◆ REQUIRED ACTION ◆
Output range, inclusive: from the line containing "Potentials or basis: VASP" to the line containing "Question: Estimate the wall time of this run.". Restate those lines from the data below word for word and only those.

Start of SOURCE MATERIAL

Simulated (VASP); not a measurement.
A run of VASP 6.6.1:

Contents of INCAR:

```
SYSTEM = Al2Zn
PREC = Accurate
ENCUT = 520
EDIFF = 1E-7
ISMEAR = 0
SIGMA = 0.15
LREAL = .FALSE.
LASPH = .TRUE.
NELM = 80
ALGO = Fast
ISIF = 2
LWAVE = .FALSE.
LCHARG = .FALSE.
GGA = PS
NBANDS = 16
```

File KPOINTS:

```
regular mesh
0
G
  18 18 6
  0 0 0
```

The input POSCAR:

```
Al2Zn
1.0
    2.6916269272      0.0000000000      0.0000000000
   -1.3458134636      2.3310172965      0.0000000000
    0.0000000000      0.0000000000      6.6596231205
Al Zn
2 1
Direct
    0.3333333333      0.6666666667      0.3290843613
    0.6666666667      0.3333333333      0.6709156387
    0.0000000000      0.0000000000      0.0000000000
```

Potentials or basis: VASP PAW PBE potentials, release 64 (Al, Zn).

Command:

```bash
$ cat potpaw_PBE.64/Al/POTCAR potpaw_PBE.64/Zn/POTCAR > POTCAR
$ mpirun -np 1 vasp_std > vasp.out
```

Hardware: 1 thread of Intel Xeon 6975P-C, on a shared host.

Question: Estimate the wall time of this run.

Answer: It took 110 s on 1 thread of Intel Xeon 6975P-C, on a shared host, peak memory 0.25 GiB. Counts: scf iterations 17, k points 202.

End of SOURCE MATERIAL

◆ SOLUTION ◆
Potentials or basis: VASP PAW PBE potentials, release 64 (Al, Zn).

Command:

```bash
$ cat potpaw_PBE.64/Al/POTCAR potpaw_PBE.64/Zn/POTCAR > POTCAR
$ mpirun -np 1 vasp_std > vasp.out
```

Hardware: 1 thread of Intel Xeon 6975P-C, on a shared host.

Question: Estimate the wall time of this run.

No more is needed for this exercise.